*** Block opens ***
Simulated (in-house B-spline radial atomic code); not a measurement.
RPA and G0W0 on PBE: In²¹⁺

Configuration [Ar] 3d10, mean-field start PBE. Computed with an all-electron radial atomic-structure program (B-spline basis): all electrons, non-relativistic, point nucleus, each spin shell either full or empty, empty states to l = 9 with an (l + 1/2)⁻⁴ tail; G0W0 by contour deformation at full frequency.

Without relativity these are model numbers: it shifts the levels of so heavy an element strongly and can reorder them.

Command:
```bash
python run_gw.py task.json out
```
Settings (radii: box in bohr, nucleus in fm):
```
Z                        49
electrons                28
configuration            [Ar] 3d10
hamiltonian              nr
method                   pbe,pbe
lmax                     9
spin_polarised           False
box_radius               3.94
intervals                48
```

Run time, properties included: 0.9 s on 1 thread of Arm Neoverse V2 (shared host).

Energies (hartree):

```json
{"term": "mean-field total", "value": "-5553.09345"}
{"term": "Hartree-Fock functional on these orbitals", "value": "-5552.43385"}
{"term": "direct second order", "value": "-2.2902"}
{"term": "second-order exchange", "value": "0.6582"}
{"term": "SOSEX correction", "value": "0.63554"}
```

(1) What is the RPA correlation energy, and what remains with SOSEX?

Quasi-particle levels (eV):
*** Block closes ***

:: REQUIRED ACTION ::
Retype each record in full, please.

:: EXERCISE OUTPUT ::
Simulated (in-house B-spline radial atomic code); not a measurement.
RPA and G0W0 on PBE: In²¹⁺

Configuration [Ar] 3d10, mean-field start PBE. Computed with an all-electron radial atomic-structure program (B-spline basis): all electrons, non-relativistic, point nucleus, each spin shell either full or empty, empty states to l = 9 with an (l + 1/2)⁻⁴ tail; G0W0 by contour deformation at full frequency.

Without relativity these are model numbers: it shifts the levels of so heavy an element strongly and can reorder them.

Command:
```bash
python run_gw.py task.json out
```
Settings (radii: box in bohr, nucleus in fm):
```
Z                        49
electrons                28
configuration            [Ar] 3d10
hamiltonian              nr
method                   pbe,pbe
lmax                     9
spin_polarised           False
box_radius               3.94
intervals                48
```

Run time, properties included: 0.9 s on 1 thread of Arm Neoverse V2 (shared host).

Energies (hartree):

```json
{"term": "mean-field total", "value": "-5553.09345"}
{"term": "Hartree-Fock functional on these orbitals", "value": "-5552.43385"}
{"term": "direct second order", "value": "-2.2902"}
{"term": "second-order exchange", "value": "0.6582"}
{"term": "SOSEX correction", "value": "0.63554"}
```

(1) What is the RPA correlation energy, and what remains with SOSEX?

Quasi-particle levels (eV):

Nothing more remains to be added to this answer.